» **DATASET EXCERPTS**:

___

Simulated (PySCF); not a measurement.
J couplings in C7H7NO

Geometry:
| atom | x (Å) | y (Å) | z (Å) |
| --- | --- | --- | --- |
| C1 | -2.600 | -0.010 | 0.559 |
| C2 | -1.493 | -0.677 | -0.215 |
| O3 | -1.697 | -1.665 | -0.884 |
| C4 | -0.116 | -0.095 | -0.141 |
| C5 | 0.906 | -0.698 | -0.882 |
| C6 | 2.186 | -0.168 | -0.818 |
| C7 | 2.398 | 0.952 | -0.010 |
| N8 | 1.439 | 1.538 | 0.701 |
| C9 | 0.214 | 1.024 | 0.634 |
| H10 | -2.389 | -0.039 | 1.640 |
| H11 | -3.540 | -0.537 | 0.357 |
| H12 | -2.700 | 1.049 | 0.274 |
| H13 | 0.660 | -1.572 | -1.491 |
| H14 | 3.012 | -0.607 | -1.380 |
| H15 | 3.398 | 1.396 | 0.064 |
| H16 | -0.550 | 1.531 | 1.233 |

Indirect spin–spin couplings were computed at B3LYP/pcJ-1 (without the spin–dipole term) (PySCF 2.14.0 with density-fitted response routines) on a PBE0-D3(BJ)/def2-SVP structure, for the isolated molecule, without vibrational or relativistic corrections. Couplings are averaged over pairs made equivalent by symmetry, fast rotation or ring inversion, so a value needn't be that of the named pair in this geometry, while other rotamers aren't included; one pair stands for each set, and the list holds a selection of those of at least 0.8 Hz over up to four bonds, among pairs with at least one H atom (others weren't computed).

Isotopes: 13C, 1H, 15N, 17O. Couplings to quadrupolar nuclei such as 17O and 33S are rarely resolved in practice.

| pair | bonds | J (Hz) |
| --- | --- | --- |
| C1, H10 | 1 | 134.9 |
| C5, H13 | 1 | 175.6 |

___

» **ACTIVITY**: The answer must be a verbatim transcription of the entries above, from the first line through the line that contains "1.531 | 1.233 |", and nothing more.

» **WRITTEN RESPONSE**:
Simulated (PySCF); not a measurement.
J couplings in C7H7NO

Geometry:
| atom | x (Å) | y (Å) | z (Å) |
| --- | --- | --- | --- |
| C1 | -2.600 | -0.010 | 0.559 |
| C2 | -1.493 | -0.677 | -0.215 |
| O3 | -1.697 | -1.665 | -0.884 |
| C4 | -0.116 | -0.095 | -0.141 |
| C5 | 0.906 | -0.698 | -0.882 |
| C6 | 2.186 | -0.168 | -0.818 |
| C7 | 2.398 | 0.952 | -0.010 |
| N8 | 1.439 | 1.538 | 0.701 |
| C9 | 0.214 | 1.024 | 0.634 |
| H10 | -2.389 | -0.039 | 1.640 |
| H11 | -3.540 | -0.537 | 0.357 |
| H12 | -2.700 | 1.049 | 0.274 |
| H13 | 0.660 | -1.572 | -1.491 |
| H14 | 3.012 | -0.607 | -1.380 |
| H15 | 3.398 | 1.396 | 0.064 |
| H16 | -0.550 | 1.531 | 1.233 |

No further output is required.